### EXTRACTED DATA
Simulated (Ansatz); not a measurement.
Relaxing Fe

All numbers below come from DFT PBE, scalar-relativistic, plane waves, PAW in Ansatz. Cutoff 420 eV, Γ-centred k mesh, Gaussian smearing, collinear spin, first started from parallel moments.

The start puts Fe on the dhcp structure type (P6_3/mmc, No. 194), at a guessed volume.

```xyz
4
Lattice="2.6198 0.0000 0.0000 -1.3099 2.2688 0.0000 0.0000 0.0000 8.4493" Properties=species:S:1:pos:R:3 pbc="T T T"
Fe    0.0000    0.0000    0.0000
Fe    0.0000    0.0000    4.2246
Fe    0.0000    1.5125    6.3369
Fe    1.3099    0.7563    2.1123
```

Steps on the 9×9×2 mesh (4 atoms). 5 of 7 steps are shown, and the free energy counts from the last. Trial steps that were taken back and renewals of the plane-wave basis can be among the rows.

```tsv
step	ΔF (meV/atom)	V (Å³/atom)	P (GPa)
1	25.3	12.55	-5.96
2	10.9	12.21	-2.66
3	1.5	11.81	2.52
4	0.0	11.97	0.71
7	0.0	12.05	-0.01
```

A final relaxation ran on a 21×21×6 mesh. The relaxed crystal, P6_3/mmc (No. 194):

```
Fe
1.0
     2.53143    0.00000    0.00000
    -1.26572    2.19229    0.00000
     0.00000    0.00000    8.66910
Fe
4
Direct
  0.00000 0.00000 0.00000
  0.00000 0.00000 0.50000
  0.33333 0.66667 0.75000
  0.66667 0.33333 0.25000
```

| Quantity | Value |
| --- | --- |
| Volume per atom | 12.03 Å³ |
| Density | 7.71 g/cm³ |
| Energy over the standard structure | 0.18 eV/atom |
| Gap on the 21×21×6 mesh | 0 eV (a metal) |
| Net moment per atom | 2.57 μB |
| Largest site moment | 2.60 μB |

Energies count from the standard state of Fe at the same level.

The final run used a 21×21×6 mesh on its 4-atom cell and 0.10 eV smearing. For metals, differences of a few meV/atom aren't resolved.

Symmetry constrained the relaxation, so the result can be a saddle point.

### ACTIVITY
Would you print exactly the lines from the first line of the entries above through the line that has "The final run", both included, and stop there?

### YOUR RESPONSE
Simulated (Ansatz); not a measurement.
Relaxing Fe

All numbers below come from DFT PBE, scalar-relativistic, plane waves, PAW in Ansatz. Cutoff 420 eV, Γ-centred k mesh, Gaussian smearing, collinear spin, first started from parallel moments.

The start puts Fe on the dhcp structure type (P6_3/mmc, No. 194), at a guessed volume.

```xyz
4
Lattice="2.6198 0.0000 0.0000 -1.3099 2.2688 0.0000 0.0000 0.0000 8.4493" Properties=species:S:1:pos:R:3 pbc="T T T"
Fe    0.0000    0.0000    0.0000
Fe    0.0000    0.0000    4.2246
Fe    0.0000    1.5125    6.3369
Fe    1.3099    0.7563    2.1123
```

Steps on the 9×9×2 mesh (4 atoms). 5 of 7 steps are shown, and the free energy counts from the last. Trial steps that were taken back and renewals of the plane-wave basis can be among the rows.

```tsv
step	ΔF (meV/atom)	V (Å³/atom)	P (GPa)
1	25.3	12.55	-5.96
2	10.9	12.21	-2.66
3	1.5	11.81	2.52
4	0.0	11.97	0.71
7	0.0	12.05	-0.01
```

A final relaxation ran on a 21×21×6 mesh. The relaxed crystal, P6_3/mmc (No. 194):

```
Fe
1.0
     2.53143    0.00000    0.00000
    -1.26572    2.19229    0.00000
     0.00000    0.00000    8.66910
Fe
4
Direct
  0.00000 0.00000 0.00000
  0.00000 0.00000 0.50000
  0.33333 0.66667 0.75000
  0.66667 0.33333 0.25000
```

| Quantity | Value |
| --- | --- |
| Volume per atom | 12.03 Å³ |
| Density | 7.71 g/cm³ |
| Energy over the standard structure | 0.18 eV/atom |
| Gap on the 21×21×6 mesh | 0 eV (a metal) |
| Net moment per atom | 2.57 μB |
| Largest site moment | 2.60 μB |

Energies count from the standard state of Fe at the same level.

The final run used a 21×21×6 mesh on its 4-atom cell and 0.10 eV smearing. For metals, differences of a few meV/atom aren't resolved.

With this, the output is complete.